- REQUIREMENT
Retype the records that come next, word for word.

- PROVIDED RECORDS
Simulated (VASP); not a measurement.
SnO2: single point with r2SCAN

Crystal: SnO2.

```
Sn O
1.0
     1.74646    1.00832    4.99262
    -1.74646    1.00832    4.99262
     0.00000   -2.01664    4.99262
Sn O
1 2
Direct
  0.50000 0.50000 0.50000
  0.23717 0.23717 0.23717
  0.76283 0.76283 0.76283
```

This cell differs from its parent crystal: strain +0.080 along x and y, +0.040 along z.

- WRITTEN SOLUTION
Simulated (VASP); not a measurement.
SnO2: single point with r2SCAN

Crystal: SnO2.

```
Sn O
1.0
     1.74646    1.00832    4.99262
    -1.74646    1.00832    4.99262
     0.00000   -2.01664    4.99262
Sn O
1 2
Direct
  0.50000 0.50000 0.50000
  0.23717 0.23717 0.23717
  0.76283 0.76283 0.76283
```

This cell differs from its parent crystal: strain +0.080 along x and y, +0.040 along z.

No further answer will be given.